EXERCISE: Your answer must match the data word for word.

DATASET CONTENT:
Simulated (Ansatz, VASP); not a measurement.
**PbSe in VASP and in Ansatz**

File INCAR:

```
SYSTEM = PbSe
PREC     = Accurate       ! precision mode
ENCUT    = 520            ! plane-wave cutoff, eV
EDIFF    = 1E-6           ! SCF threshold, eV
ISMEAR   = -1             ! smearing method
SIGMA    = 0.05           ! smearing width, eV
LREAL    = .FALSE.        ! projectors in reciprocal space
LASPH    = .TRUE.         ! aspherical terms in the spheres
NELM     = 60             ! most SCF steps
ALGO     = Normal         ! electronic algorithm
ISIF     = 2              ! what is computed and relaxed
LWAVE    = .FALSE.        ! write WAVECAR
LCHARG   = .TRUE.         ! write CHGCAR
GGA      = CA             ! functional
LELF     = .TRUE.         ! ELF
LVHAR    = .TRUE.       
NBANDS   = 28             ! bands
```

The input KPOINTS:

WRITTEN ANSWER:
Simulated (Ansatz, VASP); not a measurement.
**PbSe in VASP and in Ansatz**

File INCAR:

```
SYSTEM = PbSe
PREC     = Accurate       ! precision mode
ENCUT    = 520            ! plane-wave cutoff, eV
EDIFF    = 1E-6           ! SCF threshold, eV
ISMEAR   = -1             ! smearing method
SIGMA    = 0.05           ! smearing width, eV
LREAL    = .FALSE.        ! projectors in reciprocal space
LASPH    = .TRUE.         ! aspherical terms in the spheres
NELM     = 60             ! most SCF steps
ALGO     = Normal         ! electronic algorithm
ISIF     = 2              ! what is computed and relaxed
LWAVE    = .FALSE.        ! write WAVECAR
LCHARG   = .TRUE.         ! write CHGCAR
GGA      = CA             ! functional
LELF     = .TRUE.         ! ELF
LVHAR    = .TRUE.       
NBANDS   = 28             ! bands
```

The input KPOINTS:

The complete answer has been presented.